○ ○ ○ ○

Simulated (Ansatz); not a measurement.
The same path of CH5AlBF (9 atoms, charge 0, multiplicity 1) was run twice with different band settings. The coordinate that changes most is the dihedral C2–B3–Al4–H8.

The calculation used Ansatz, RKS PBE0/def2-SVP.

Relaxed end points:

○ ○ ○ ○

** WORK REQUEST **
Please set down all of the data above again, matching it exactly.

** ANSWER AREA **
Simulated (Ansatz); not a measurement.
The same path of CH5AlBF (9 atoms, charge 0, multiplicity 1) was run twice with different band settings. The coordinate that changes most is the dihedral C2–B3–Al4–H8.

The calculation used Ansatz, RKS PBE0/def2-SVP.

Relaxed end points:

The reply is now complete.